# [Data excerpts]
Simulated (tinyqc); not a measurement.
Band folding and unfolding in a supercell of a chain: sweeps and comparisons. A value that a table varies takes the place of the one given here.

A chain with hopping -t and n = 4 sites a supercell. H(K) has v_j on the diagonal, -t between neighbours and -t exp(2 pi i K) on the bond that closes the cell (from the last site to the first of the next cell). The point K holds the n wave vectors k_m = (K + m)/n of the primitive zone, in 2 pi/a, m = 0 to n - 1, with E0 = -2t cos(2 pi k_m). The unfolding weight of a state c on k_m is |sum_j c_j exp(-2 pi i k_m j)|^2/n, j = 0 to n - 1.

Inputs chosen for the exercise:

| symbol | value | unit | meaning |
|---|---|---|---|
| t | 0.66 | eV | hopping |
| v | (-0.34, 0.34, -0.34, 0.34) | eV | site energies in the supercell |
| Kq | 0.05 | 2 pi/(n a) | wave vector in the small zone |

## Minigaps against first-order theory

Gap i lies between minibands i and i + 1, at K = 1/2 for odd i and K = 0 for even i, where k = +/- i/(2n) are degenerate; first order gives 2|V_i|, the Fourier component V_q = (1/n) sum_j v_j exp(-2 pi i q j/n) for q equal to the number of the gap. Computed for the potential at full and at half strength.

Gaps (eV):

# [Brief]
The stopping point is the line containing "unit | meaning |". Reproduce exactly every line of the material from the first through that one.

# [Answer box]
Simulated (tinyqc); not a measurement.
Band folding and unfolding in a supercell of a chain: sweeps and comparisons. A value that a table varies takes the place of the one given here.

A chain with hopping -t and n = 4 sites a supercell. H(K) has v_j on the diagonal, -t between neighbours and -t exp(2 pi i K) on the bond that closes the cell (from the last site to the first of the next cell). The point K holds the n wave vectors k_m = (K + m)/n of the primitive zone, in 2 pi/a, m = 0 to n - 1, with E0 = -2t cos(2 pi k_m). The unfolding weight of a state c on k_m is |sum_j c_j exp(-2 pi i k_m j)|^2/n, j = 0 to n - 1.

Inputs chosen for the exercise:

| symbol | value | unit | meaning |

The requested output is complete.